-------- DATA RECORDS --------
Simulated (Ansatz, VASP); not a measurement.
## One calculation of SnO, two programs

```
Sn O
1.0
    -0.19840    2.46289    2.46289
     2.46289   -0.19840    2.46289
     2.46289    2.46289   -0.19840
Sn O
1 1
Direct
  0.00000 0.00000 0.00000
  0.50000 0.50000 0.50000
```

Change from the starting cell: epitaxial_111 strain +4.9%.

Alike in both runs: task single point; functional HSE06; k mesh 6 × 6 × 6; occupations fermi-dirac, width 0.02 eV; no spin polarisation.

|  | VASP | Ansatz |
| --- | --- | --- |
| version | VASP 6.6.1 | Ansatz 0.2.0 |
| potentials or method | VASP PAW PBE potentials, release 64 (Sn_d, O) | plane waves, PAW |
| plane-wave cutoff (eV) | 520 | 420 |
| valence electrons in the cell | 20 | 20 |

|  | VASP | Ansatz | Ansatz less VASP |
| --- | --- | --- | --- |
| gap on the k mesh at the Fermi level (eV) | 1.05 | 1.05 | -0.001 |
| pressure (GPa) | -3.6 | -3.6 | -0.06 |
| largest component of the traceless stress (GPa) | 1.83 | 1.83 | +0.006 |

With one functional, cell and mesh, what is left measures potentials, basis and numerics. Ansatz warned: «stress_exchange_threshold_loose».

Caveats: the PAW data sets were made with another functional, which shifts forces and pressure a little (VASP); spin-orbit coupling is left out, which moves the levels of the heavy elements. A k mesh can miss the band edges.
--------

**REQUIREMENT**
Write the opening line of the data above and every line after it, exactly, stopping once you have written the line with "Alike in both".

**WRITTEN REPLY**
Simulated (Ansatz, VASP); not a measurement.
## One calculation of SnO, two programs

```
Sn O
1.0
    -0.19840    2.46289    2.46289
     2.46289   -0.19840    2.46289
     2.46289    2.46289   -0.19840
Sn O
1 1
Direct
  0.00000 0.00000 0.00000
  0.50000 0.50000 0.50000
```

Change from the starting cell: epitaxial_111 strain +4.9%.

Alike in both runs: task single point; functional HSE06; k mesh 6 × 6 × 6; occupations fermi-dirac, width 0.02 eV; no spin polarisation.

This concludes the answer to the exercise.